▸ Work item
Make a word-for-word copy of the entries below from their first line through the line with "It has no gap", and add nothing.

▸ Records supplied
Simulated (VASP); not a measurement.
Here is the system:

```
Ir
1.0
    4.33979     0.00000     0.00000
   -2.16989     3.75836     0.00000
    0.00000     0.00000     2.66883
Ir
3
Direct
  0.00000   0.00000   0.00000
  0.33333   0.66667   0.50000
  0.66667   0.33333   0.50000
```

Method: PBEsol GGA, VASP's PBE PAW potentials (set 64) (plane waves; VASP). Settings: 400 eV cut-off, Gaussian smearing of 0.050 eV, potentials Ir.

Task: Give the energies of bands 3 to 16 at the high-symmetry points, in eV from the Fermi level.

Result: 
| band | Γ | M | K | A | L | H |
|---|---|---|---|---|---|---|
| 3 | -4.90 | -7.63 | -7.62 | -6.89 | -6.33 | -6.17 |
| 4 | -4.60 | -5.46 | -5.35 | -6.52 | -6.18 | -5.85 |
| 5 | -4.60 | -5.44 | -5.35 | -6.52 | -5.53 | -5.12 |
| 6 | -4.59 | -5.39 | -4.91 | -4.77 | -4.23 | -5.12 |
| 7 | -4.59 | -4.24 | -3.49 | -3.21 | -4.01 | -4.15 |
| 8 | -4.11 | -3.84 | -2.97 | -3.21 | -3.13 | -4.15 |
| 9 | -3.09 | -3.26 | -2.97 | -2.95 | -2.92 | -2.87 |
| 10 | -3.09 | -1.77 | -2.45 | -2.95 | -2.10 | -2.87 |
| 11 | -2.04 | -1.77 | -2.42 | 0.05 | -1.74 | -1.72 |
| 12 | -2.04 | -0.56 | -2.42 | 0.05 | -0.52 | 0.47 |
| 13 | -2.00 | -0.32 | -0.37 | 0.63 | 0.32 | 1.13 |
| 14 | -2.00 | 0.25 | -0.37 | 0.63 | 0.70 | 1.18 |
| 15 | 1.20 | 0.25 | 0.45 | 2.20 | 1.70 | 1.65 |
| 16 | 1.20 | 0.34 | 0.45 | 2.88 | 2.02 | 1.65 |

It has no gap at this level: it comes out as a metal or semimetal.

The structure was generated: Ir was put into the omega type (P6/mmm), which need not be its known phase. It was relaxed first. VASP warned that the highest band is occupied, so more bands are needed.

▸ Task output
Simulated (VASP); not a measurement.
Here is the system:

```
Ir
1.0
    4.33979     0.00000     0.00000
   -2.16989     3.75836     0.00000
    0.00000     0.00000     2.66883
Ir
3
Direct
  0.00000   0.00000   0.00000
  0.33333   0.66667   0.50000
  0.66667   0.33333   0.50000
```

Method: PBEsol GGA, VASP's PBE PAW potentials (set 64) (plane waves; VASP). Settings: 400 eV cut-off, Gaussian smearing of 0.050 eV, potentials Ir.

Task: Give the energies of bands 3 to 16 at the high-symmetry points, in eV from the Fermi level.

Result: 
| band | Γ | M | K | A | L | H |
|---|---|---|---|---|---|---|
| 3 | -4.90 | -7.63 | -7.62 | -6.89 | -6.33 | -6.17 |
| 4 | -4.60 | -5.46 | -5.35 | -6.52 | -6.18 | -5.85 |
| 5 | -4.60 | -5.44 | -5.35 | -6.52 | -5.53 | -5.12 |
| 6 | -4.59 | -5.39 | -4.91 | -4.77 | -4.23 | -5.12 |
| 7 | -4.59 | -4.24 | -3.49 | -3.21 | -4.01 | -4.15 |
| 8 | -4.11 | -3.84 | -2.97 | -3.21 | -3.13 | -4.15 |
| 9 | -3.09 | -3.26 | -2.97 | -2.95 | -2.92 | -2.87 |
| 10 | -3.09 | -1.77 | -2.45 | -2.95 | -2.10 | -2.87 |
| 11 | -2.04 | -1.77 | -2.42 | 0.05 | -1.74 | -1.72 |
| 12 | -2.04 | -0.56 | -2.42 | 0.05 | -0.52 | 0.47 |
| 13 | -2.00 | -0.32 | -0.37 | 0.63 | 0.32 | 1.13 |
| 14 | -2.00 | 0.25 | -0.37 | 0.63 | 0.70 | 1.18 |
| 15 | 1.20 | 0.25 | 0.45 | 2.20 | 1.70 | 1.65 |
| 16 | 1.20 | 0.34 | 0.45 | 2.88 | 2.02 | 1.65 |

It has no gap at this level: it comes out as a metal or semimetal.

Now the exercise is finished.